+--

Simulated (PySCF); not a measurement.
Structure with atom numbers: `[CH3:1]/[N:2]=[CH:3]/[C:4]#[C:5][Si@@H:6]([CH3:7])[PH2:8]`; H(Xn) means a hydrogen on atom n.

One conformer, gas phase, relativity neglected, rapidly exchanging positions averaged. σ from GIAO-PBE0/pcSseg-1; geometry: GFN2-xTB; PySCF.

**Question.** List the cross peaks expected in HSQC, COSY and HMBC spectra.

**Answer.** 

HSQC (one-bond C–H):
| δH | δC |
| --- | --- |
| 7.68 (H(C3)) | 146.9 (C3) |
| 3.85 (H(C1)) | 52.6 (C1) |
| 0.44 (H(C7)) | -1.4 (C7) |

+--

- **Activity**:
Whatever appears in the lines above should be copied exactly.

- **Answer box**:
Simulated (PySCF); not a measurement.
Structure with atom numbers: `[CH3:1]/[N:2]=[CH:3]/[C:4]#[C:5][Si@@H:6]([CH3:7])[PH2:8]`; H(Xn) means a hydrogen on atom n.

One conformer, gas phase, relativity neglected, rapidly exchanging positions averaged. σ from GIAO-PBE0/pcSseg-1; geometry: GFN2-xTB; PySCF.

**Question.** List the cross peaks expected in HSQC, COSY and HMBC spectra.

**Answer.** 

HSQC (one-bond C–H):
| δH | δC |
| --- | --- |
| 7.68 (H(C3)) | 146.9 (C3) |
| 3.85 (H(C1)) | 52.6 (C1) |
| 0.44 (H(C7)) | -1.4 (C7) |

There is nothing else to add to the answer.